▶ _The data_:
______________________________

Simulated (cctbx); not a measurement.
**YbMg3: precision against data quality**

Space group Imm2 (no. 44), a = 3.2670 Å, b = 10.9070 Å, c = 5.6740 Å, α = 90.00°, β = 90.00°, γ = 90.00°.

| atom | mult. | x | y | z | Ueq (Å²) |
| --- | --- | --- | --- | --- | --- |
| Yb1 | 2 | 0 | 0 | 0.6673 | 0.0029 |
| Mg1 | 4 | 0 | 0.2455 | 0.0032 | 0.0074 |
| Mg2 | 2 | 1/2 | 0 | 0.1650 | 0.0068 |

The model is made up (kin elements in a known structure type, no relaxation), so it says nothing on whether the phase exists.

______________________________

Could you return the data above exactly as it stands?

▶ _Your response_:
Simulated (cctbx); not a measurement.
**YbMg3: precision against data quality**

Space group Imm2 (no. 44), a = 3.2670 Å, b = 10.9070 Å, c = 5.6740 Å, α = 90.00°, β = 90.00°, γ = 90.00°.

| atom | mult. | x | y | z | Ueq (Å²) |
| --- | --- | --- | --- | --- | --- |
| Yb1 | 2 | 0 | 0 | 0.6673 | 0.0029 |
| Mg1 | 4 | 0 | 0.2455 | 0.0032 | 0.0074 |
| Mg2 | 2 | 1/2 | 0 | 0.1650 | 0.0068 |

The model is made up (kin elements in a known structure type, no relaxation), so it says nothing on whether the phase exists.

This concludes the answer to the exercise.